WORK REQUEST:
Nothing but the lines from the top of the following entries through the line with "Simulation results for" should be printed, exactly as they are.

********
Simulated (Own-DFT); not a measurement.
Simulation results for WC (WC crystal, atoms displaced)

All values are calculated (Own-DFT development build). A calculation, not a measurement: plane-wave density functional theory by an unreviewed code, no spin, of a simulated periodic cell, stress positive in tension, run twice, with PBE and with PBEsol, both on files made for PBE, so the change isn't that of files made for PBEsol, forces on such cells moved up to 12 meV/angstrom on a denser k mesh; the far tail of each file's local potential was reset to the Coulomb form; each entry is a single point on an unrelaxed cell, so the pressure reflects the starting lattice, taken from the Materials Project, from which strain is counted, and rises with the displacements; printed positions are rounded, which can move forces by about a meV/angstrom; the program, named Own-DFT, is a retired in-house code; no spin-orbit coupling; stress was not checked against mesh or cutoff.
********

WRITTEN REPLY:
Simulated (Own-DFT); not a measurement.
Simulation results for WC (WC crystal, atoms displaced)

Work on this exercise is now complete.